[Raw data]:
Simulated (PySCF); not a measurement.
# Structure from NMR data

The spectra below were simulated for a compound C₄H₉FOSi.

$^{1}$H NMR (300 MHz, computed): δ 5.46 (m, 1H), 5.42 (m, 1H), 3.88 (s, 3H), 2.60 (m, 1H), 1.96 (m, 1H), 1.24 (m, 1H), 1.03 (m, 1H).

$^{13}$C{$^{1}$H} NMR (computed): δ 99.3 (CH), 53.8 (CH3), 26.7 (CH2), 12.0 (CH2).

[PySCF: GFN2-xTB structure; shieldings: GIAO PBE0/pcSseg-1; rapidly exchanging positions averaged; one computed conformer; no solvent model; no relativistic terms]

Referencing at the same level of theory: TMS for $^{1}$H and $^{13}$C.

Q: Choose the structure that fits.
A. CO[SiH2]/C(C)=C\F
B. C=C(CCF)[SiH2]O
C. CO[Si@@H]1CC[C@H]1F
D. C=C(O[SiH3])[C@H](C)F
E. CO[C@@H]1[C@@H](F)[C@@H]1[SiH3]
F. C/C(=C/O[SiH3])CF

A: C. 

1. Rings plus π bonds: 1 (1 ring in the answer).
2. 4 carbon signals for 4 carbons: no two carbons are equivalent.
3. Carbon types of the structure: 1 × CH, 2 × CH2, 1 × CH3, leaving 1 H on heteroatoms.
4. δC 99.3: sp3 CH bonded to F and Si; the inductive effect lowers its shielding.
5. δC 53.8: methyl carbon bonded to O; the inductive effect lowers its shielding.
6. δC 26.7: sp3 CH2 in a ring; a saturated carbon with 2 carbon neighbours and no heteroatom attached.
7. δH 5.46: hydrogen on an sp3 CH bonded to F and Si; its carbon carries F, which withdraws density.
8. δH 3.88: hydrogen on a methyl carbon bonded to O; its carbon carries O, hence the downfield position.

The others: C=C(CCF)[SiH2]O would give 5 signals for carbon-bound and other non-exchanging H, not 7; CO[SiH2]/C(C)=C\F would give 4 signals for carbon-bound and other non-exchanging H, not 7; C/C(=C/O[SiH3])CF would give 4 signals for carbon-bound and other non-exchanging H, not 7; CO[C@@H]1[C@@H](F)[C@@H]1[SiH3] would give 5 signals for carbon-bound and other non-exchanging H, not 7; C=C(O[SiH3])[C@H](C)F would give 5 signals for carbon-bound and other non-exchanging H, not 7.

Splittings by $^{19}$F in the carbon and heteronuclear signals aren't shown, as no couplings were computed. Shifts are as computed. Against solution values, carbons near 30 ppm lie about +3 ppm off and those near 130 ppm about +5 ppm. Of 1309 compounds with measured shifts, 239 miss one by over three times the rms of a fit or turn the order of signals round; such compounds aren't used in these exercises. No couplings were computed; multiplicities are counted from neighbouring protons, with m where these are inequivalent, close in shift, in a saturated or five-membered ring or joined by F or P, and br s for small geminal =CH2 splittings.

[Requirement]:
Going back over the entries above, copy word for word every line from the one that has "1.03 (m, 1H)." on through the one that has "5. δC 53.8: methyl".

[Response area]:
$^{1}$H NMR (300 MHz, computed): δ 5.46 (m, 1H), 5.42 (m, 1H), 3.88 (s, 3H), 2.60 (m, 1H), 1.96 (m, 1H), 1.24 (m, 1H), 1.03 (m, 1H).

$^{13}$C{$^{1}$H} NMR (computed): δ 99.3 (CH), 53.8 (CH3), 26.7 (CH2), 12.0 (CH2).

[PySCF: GFN2-xTB structure; shieldings: GIAO PBE0/pcSseg-1; rapidly exchanging positions averaged; one computed conformer; no solvent model; no relativistic terms]

Referencing at the same level of theory: TMS for $^{1}$H and $^{13}$C.

Q: Choose the structure that fits.
A. CO[SiH2]/C(C)=C\F
B. C=C(CCF)[SiH2]O
C. CO[Si@@H]1CC[C@H]1F
D. C=C(O[SiH3])[C@H](C)F
E. CO[C@@H]1[C@@H](F)[C@@H]1[SiH3]
F. C/C(=C/O[SiH3])CF

A: C. 

1. Rings plus π bonds: 1 (1 ring in the answer).
2. 4 carbon signals for 4 carbons: no two carbons are equivalent.
3. Carbon types of the structure: 1 × CH, 2 × CH2, 1 × CH3, leaving 1 H on heteroatoms.
4. δC 99.3: sp3 CH bonded to F and Si; the inductive effect lowers its shielding.
5. δC 53.8: methyl carbon bonded to O; the inductive effect lowers its shielding.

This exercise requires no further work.